►
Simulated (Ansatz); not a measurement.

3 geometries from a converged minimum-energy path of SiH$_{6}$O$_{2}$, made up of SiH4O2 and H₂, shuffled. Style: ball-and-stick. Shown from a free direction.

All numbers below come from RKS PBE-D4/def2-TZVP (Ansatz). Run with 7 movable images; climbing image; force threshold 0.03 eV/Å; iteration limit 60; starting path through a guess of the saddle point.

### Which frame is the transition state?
◄

> [Activity] An exact copy of all the records above is needed.

> [Written response]
Simulated (Ansatz); not a measurement.

3 geometries from a converged minimum-energy path of SiH$_{6}$O$_{2}$, made up of SiH4O2 and H₂, shuffled. Style: ball-and-stick. Shown from a free direction.

All numbers below come from RKS PBE-D4/def2-TZVP (Ansatz). Run with 7 movable images; climbing image; force threshold 0.03 eV/Å; iteration limit 60; starting path through a guess of the saddle point.

### Which frame is the transition state?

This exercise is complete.